*EXTRACTED ENTRIES*.
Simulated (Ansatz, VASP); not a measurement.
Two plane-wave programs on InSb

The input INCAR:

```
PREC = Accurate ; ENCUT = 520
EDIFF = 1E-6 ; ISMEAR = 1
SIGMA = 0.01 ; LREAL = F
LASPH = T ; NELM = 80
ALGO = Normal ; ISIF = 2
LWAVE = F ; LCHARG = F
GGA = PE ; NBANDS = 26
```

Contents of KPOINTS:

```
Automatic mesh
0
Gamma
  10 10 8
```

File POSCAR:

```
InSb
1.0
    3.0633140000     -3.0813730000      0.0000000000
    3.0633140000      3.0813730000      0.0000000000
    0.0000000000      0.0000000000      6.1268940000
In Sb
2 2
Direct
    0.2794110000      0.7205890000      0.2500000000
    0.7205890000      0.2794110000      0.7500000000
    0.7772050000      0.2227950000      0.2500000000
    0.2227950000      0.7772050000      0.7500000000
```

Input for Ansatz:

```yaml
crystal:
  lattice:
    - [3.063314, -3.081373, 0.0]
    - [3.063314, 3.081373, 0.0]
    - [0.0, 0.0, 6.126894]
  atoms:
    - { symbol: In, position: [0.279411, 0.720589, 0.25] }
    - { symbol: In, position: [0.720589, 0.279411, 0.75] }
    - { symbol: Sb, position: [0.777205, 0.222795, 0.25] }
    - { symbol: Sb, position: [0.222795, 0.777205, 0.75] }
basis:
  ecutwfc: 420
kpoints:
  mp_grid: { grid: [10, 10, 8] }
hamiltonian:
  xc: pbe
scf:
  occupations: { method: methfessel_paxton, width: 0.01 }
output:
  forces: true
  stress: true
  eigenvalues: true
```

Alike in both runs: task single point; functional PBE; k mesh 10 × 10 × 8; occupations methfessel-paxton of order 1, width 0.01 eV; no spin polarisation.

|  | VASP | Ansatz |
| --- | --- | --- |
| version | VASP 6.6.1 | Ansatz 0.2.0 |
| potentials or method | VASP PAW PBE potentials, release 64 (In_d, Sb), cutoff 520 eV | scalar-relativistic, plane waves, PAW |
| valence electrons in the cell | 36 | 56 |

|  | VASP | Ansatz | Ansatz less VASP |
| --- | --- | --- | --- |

*TASK ITEM*. Above are the records. Copy the lines beginning at the one that has "Ansatz 0.2.0 |" and ending with the one that has "less VASP |", unchanged.

*ANSWER BOX*.
| version | VASP 6.6.1 | Ansatz 0.2.0 |
| potentials or method | VASP PAW PBE potentials, release 64 (In_d, Sb), cutoff 520 eV | scalar-relativistic, plane waves, PAW |
| valence electrons in the cell | 36 | 56 |

|  | VASP | Ansatz | Ansatz less VASP |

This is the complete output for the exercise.